▸ REQUIREMENT
Write out all the data again, exactly.

Segment Open

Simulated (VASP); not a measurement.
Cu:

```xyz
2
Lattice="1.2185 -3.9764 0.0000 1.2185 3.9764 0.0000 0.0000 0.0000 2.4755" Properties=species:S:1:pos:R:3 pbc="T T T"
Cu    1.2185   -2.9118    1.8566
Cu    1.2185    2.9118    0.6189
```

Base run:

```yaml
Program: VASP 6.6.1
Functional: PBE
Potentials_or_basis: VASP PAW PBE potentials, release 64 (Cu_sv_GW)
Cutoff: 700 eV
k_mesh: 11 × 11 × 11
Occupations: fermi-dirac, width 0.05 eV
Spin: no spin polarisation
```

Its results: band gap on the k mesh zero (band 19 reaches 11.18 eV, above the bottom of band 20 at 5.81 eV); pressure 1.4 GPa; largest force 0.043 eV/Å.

Segment Closed

▸ REPLY
Simulated (VASP); not a measurement.
Cu:

```xyz
2
Lattice="1.2185 -3.9764 0.0000 1.2185 3.9764 0.0000 0.0000 0.0000 2.4755" Properties=species:S:1:pos:R:3 pbc="T T T"
Cu    1.2185   -2.9118    1.8566
Cu    1.2185    2.9118    0.6189
```

Base run:

```yaml
Program: VASP 6.6.1
Functional: PBE
Potentials_or_basis: VASP PAW PBE potentials, release 64 (Cu_sv_GW)
Cutoff: 700 eV
k_mesh: 11 × 11 × 11
Occupations: fermi-dirac, width 0.05 eV
Spin: no spin polarisation
```

Its results: band gap on the k mesh zero (band 19 reaches 11.18 eV, above the bottom of band 20 at 5.81 eV); pressure 1.4 GPa; largest force 0.043 eV/Å.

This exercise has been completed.